Entries supplied:
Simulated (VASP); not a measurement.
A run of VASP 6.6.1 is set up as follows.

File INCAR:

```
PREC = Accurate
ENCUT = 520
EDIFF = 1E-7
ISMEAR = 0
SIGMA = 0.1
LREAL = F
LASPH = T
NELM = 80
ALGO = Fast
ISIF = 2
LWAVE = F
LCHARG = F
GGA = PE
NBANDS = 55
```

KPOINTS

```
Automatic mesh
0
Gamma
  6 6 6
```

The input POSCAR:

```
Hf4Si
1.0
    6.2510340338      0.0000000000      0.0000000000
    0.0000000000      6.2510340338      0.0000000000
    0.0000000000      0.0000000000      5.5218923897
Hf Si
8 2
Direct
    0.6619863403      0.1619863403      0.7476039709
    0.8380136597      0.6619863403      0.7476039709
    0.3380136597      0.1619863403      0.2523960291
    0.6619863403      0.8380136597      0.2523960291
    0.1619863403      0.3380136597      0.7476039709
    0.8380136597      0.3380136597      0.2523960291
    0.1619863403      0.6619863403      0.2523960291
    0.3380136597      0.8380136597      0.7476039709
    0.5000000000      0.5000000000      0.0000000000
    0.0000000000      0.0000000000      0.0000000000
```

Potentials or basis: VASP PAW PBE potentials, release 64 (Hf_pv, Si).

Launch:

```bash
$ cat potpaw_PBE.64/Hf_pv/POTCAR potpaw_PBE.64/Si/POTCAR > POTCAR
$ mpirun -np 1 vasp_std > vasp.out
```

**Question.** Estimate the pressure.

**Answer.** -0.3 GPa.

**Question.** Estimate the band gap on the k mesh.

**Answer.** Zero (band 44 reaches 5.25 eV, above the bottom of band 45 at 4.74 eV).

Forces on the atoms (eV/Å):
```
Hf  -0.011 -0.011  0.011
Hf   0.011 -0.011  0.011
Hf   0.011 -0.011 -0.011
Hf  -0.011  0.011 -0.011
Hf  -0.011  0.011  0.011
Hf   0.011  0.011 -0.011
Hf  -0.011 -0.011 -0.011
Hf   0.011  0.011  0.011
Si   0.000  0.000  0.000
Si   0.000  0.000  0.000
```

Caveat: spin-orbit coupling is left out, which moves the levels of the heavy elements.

Assigned task:
Beginning with the first line of the entries, repeat each line exactly until you have reproduced the one containing "at 4.74 eV).", and add nothing further.

Task output:
Simulated (VASP); not a measurement.
A run of VASP 6.6.1 is set up as follows.

File INCAR:

```
PREC = Accurate
ENCUT = 520
EDIFF = 1E-7
ISMEAR = 0
SIGMA = 0.1
LREAL = F
LASPH = T
NELM = 80
ALGO = Fast
ISIF = 2
LWAVE = F
LCHARG = F
GGA = PE
NBANDS = 55
```

KPOINTS

```
Automatic mesh
0
Gamma
  6 6 6
```

The input POSCAR:

```
Hf4Si
1.0
    6.2510340338      0.0000000000      0.0000000000
    0.0000000000      6.2510340338      0.0000000000
    0.0000000000      0.0000000000      5.5218923897
Hf Si
8 2
Direct
    0.6619863403      0.1619863403      0.7476039709
    0.8380136597      0.6619863403      0.7476039709
    0.3380136597      0.1619863403      0.2523960291
    0.6619863403      0.8380136597      0.2523960291
    0.1619863403      0.3380136597      0.7476039709
    0.8380136597      0.3380136597      0.2523960291
    0.1619863403      0.6619863403      0.2523960291
    0.3380136597      0.8380136597      0.7476039709
    0.5000000000      0.5000000000      0.0000000000
    0.0000000000      0.0000000000      0.0000000000
```

Potentials or basis: VASP PAW PBE potentials, release 64 (Hf_pv, Si).

Launch:

```bash
$ cat potpaw_PBE.64/Hf_pv/POTCAR potpaw_PBE.64/Si/POTCAR > POTCAR
$ mpirun -np 1 vasp_std > vasp.out
```

**Question.** Estimate the pressure.

**Answer.** -0.3 GPa.

**Question.** Estimate the band gap on the k mesh.

**Answer.** Zero (band 44 reaches 5.25 eV, above the bottom of band 45 at 4.74 eV).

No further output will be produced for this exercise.